##### DATA SHOWN
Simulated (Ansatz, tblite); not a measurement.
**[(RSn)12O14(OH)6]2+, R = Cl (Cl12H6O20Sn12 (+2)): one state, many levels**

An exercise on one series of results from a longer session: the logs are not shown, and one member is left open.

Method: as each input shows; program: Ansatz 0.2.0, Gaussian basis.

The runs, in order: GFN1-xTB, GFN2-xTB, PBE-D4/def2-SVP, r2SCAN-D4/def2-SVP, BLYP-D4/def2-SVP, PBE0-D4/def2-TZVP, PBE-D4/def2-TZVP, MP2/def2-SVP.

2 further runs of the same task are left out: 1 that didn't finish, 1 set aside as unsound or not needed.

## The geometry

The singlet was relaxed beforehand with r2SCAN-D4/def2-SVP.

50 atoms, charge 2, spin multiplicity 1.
##########

Using the entries above, give back exactly the line containing "Method: as each", the line containing "The singlet was", and every line between them, and nothing else.

Method: as each input shows; program: Ansatz 0.2.0, Gaussian basis.

The runs, in order: GFN1-xTB, GFN2-xTB, PBE-D4/def2-SVP, r2SCAN-D4/def2-SVP, BLYP-D4/def2-SVP, PBE0-D4/def2-TZVP, PBE-D4/def2-TZVP, MP2/def2-SVP.

2 further runs of the same task are left out: 1 that didn't finish, 1 set aside as unsound or not needed.

## The geometry

The singlet was relaxed beforehand with r2SCAN-D4/def2-SVP.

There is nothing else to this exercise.